### EXTRACTED RECORDS
Segment Open

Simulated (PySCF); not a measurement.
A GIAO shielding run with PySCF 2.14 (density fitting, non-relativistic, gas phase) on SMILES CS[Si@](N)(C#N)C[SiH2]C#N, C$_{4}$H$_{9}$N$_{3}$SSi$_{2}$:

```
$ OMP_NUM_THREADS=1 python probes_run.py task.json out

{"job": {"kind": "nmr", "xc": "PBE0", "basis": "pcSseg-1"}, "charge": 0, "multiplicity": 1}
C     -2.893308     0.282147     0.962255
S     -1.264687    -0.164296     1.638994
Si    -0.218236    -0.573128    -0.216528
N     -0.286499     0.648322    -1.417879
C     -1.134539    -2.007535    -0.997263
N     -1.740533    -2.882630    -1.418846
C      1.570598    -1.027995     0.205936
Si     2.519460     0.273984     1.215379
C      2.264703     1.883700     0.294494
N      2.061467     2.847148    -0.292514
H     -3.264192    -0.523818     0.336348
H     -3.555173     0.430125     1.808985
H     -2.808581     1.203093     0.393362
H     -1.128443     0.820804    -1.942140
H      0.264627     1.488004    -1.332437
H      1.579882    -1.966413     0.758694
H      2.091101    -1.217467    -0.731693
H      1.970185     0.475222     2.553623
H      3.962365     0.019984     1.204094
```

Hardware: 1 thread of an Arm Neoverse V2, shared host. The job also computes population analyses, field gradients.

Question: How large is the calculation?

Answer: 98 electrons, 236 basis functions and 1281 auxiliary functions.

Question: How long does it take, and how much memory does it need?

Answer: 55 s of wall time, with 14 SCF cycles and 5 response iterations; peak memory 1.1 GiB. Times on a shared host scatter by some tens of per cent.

Segment Closed

Out of the material above, output word for word the line with "Answer: 98 electrons, 236", the line with "Question: How long", and all lines between them, with nothing else.

Answer: 98 electrons, 236 basis functions and 1281 auxiliary functions.

Question: How long does it take, and how much memory does it need?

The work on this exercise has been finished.